### Work item
Whatever the listing holds, output it without alteration.

### Data supplied
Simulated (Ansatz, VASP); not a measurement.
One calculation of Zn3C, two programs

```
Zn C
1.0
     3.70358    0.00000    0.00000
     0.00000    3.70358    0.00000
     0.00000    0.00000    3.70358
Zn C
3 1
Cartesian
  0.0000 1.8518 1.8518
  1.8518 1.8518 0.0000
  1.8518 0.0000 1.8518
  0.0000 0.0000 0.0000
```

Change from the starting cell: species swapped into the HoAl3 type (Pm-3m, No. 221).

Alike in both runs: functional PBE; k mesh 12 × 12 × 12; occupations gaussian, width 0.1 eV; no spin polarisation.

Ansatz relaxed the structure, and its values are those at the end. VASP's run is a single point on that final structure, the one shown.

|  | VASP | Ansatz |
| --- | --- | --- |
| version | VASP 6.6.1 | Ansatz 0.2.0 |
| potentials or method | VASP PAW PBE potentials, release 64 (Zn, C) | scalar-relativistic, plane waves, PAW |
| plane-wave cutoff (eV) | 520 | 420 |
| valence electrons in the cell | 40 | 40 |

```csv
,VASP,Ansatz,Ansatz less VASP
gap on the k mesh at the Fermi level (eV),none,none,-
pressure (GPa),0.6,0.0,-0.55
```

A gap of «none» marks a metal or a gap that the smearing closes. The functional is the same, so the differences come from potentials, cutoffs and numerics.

### Problem solution
Simulated (Ansatz, VASP); not a measurement.
One calculation of Zn3C, two programs

```
Zn C
1.0
     3.70358    0.00000    0.00000
     0.00000    3.70358    0.00000
     0.00000    0.00000    3.70358
Zn C
3 1
Cartesian
  0.0000 1.8518 1.8518
  1.8518 1.8518 0.0000
  1.8518 0.0000 1.8518
  0.0000 0.0000 0.0000
```

Change from the starting cell: species swapped into the HoAl3 type (Pm-3m, No. 221).

Alike in both runs: functional PBE; k mesh 12 × 12 × 12; occupations gaussian, width 0.1 eV; no spin polarisation.

Ansatz relaxed the structure, and its values are those at the end. VASP's run is a single point on that final structure, the one shown.

|  | VASP | Ansatz |
| --- | --- | --- |
| version | VASP 6.6.1 | Ansatz 0.2.0 |
| potentials or method | VASP PAW PBE potentials, release 64 (Zn, C) | scalar-relativistic, plane waves, PAW |
| plane-wave cutoff (eV) | 520 | 420 |
| valence electrons in the cell | 40 | 40 |

```csv
,VASP,Ansatz,Ansatz less VASP
gap on the k mesh at the Fermi level (eV),none,none,-
pressure (GPa),0.6,0.0,-0.55
```

A gap of «none» marks a metal or a gap that the smearing closes. The functional is the same, so the differences come from potentials, cutoffs and numerics.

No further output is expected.